A word-for-word repeat of the records below is what this calls for.

☆ ☆ ☆ ☆ ☆ ☆ ☆
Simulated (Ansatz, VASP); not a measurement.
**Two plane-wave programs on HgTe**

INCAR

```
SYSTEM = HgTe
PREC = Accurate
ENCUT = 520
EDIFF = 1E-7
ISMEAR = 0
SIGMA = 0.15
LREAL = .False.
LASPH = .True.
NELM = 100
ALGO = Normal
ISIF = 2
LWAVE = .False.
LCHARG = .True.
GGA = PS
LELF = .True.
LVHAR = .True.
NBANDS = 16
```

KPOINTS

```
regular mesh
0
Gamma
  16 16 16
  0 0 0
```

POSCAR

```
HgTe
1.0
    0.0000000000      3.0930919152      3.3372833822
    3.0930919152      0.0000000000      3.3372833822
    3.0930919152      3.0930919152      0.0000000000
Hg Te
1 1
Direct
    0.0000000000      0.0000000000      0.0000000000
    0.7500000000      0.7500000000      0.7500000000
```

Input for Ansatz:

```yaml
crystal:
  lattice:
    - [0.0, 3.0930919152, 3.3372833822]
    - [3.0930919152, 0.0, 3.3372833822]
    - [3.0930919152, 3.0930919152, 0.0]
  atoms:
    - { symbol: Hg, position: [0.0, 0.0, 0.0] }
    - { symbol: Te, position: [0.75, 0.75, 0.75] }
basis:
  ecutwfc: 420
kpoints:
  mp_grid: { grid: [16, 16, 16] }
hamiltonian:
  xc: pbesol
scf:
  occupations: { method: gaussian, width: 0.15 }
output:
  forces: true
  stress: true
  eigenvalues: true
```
☆ ☆ ☆ ☆ ☆ ☆ ☆

# Task response
Simulated (Ansatz, VASP); not a measurement.
**Two plane-wave programs on HgTe**

INCAR

```
SYSTEM = HgTe
PREC = Accurate
ENCUT = 520
EDIFF = 1E-7
ISMEAR = 0
SIGMA = 0.15
LREAL = .False.
LASPH = .True.
NELM = 100
ALGO = Normal
ISIF = 2
LWAVE = .False.
LCHARG = .True.
GGA = PS
LELF = .True.
LVHAR = .True.
NBANDS = 16
```

KPOINTS

```
regular mesh
0
Gamma
  16 16 16
  0 0 0
```

POSCAR

```
HgTe
1.0
    0.0000000000      3.0930919152      3.3372833822
    3.0930919152      0.0000000000      3.3372833822
    3.0930919152      3.0930919152      0.0000000000
Hg Te
1 1
Direct
    0.0000000000      0.0000000000      0.0000000000
    0.7500000000      0.7500000000      0.7500000000
```

Input for Ansatz:

```yaml
crystal:
  lattice:
    - [0.0, 3.0930919152, 3.3372833822]
    - [3.0930919152, 0.0, 3.3372833822]
    - [3.0930919152, 3.0930919152, 0.0]
  atoms:
    - { symbol: Hg, position: [0.0, 0.0, 0.0] }
    - { symbol: Te, position: [0.75, 0.75, 0.75] }
basis:
  ecutwfc: 420
kpoints:
  mp_grid: { grid: [16, 16, 16] }
hamiltonian:
  xc: pbesol
scf:
  occupations: { method: gaussian, width: 0.15 }
output:
  forces: true
  stress: true
  eigenvalues: true
```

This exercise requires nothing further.